▶ **INFORMATION PROVIDED**
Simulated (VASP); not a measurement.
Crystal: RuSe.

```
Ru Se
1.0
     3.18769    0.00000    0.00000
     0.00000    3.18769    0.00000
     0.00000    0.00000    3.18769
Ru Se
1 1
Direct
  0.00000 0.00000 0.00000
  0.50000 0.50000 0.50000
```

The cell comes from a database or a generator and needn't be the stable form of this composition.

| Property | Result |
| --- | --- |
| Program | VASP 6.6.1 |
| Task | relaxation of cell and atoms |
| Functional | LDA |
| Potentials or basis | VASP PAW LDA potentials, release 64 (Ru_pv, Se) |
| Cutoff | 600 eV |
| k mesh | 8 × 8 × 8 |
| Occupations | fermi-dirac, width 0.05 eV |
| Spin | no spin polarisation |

▶ **EXERCISE**
Each entry above is to be written out exactly.

▶ **TASK ANSWER**
Simulated (VASP); not a measurement.
Crystal: RuSe.

```
Ru Se
1.0
     3.18769    0.00000    0.00000
     0.00000    3.18769    0.00000
     0.00000    0.00000    3.18769
Ru Se
1 1
Direct
  0.00000 0.00000 0.00000
  0.50000 0.50000 0.50000
```

The cell comes from a database or a generator and needn't be the stable form of this composition.

| Property | Result |
| --- | --- |
| Program | VASP 6.6.1 |
| Task | relaxation of cell and atoms |
| Functional | LDA |
| Potentials or basis | VASP PAW LDA potentials, release 64 (Ru_pv, Se) |
| Cutoff | 600 eV |
| k mesh | 8 × 8 × 8 |
| Occupations | fermi-dirac, width 0.05 eV |
| Spin | no spin polarisation |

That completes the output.